(TASK ITEM) Print, in exact form, the lines below from the one containing "16.52 | 0.01 |" through the one containing "Caveats: some runs", and omit all others.

(EXCERPTED DATA)
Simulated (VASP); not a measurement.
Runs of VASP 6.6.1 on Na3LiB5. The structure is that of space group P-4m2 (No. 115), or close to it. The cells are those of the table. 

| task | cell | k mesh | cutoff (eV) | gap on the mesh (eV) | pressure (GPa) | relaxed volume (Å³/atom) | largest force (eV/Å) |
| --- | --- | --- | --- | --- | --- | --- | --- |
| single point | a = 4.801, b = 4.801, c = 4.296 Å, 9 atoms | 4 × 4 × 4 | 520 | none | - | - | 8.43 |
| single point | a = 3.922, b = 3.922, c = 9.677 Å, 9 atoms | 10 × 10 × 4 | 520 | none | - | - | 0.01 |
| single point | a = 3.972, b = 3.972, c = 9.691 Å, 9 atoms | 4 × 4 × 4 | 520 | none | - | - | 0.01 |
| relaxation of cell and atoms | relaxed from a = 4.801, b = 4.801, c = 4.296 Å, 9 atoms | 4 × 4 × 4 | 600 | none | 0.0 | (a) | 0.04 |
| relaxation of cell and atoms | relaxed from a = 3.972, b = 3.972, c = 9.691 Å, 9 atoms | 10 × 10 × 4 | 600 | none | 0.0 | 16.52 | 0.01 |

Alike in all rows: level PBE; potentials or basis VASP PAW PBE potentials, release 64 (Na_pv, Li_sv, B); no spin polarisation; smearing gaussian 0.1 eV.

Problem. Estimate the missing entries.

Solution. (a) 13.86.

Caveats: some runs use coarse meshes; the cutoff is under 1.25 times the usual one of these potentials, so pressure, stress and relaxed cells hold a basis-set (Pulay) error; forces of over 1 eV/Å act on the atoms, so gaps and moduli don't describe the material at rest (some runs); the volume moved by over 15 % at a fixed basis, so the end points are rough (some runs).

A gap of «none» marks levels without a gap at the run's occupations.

(EXERCISE SOLUTION)
| relaxation of cell and atoms | relaxed from a = 3.972, b = 3.972, c = 9.691 Å, 9 atoms | 10 × 10 × 4 | 600 | none | 0.0 | 16.52 | 0.01 |

Alike in all rows: level PBE; potentials or basis VASP PAW PBE potentials, release 64 (Na_pv, Li_sv, B); no spin polarisation; smearing gaussian 0.1 eV.

Problem. Estimate the missing entries.

Solution. (a) 13.86.

Caveats: some runs use coarse meshes; the cutoff is under 1.25 times the usual one of these potentials, so pressure, stress and relaxed cells hold a basis-set (Pulay) error; forces of over 1 eV/Å act on the atoms, so gaps and moduli don't describe the material at rest (some runs); the volume moved by over 15 % at a fixed basis, so the end points are rough (some runs).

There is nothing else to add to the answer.